REQUIREMENT » Return exactly the listing's lines, from its first line to the line holding "Method: LDA (Ceperley-Alder, Perdew-Zunger), VASP's", ends included.

RECORDS SHOWN »
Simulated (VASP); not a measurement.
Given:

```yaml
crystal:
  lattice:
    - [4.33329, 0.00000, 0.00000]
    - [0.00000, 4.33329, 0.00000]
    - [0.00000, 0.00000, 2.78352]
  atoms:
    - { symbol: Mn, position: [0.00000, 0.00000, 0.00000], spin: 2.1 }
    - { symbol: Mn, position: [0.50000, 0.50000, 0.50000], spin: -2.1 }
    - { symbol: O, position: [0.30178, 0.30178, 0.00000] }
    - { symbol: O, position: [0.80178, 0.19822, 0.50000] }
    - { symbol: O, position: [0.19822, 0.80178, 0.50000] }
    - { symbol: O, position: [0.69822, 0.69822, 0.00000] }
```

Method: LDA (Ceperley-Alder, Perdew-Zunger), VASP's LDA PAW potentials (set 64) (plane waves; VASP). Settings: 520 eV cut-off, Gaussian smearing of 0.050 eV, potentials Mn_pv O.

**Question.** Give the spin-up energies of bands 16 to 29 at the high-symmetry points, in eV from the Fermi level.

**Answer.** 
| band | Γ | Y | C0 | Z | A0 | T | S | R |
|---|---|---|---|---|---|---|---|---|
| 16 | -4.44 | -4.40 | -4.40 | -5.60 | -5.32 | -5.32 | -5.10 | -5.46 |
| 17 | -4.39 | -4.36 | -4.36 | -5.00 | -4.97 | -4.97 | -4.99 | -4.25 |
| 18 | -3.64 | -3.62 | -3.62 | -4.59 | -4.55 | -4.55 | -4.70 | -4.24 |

RESPONSE AREA »
Simulated (VASP); not a measurement.
Given:

```yaml
crystal:
  lattice:
    - [4.33329, 0.00000, 0.00000]
    - [0.00000, 4.33329, 0.00000]
    - [0.00000, 0.00000, 2.78352]
  atoms:
    - { symbol: Mn, position: [0.00000, 0.00000, 0.00000], spin: 2.1 }
    - { symbol: Mn, position: [0.50000, 0.50000, 0.50000], spin: -2.1 }
    - { symbol: O, position: [0.30178, 0.30178, 0.00000] }
    - { symbol: O, position: [0.80178, 0.19822, 0.50000] }
    - { symbol: O, position: [0.19822, 0.80178, 0.50000] }
    - { symbol: O, position: [0.69822, 0.69822, 0.00000] }
```

Method: LDA (Ceperley-Alder, Perdew-Zunger), VASP's LDA PAW potentials (set 64) (plane waves; VASP). Settings: 520 eV cut-off, Gaussian smearing of 0.050 eV, potentials Mn_pv O.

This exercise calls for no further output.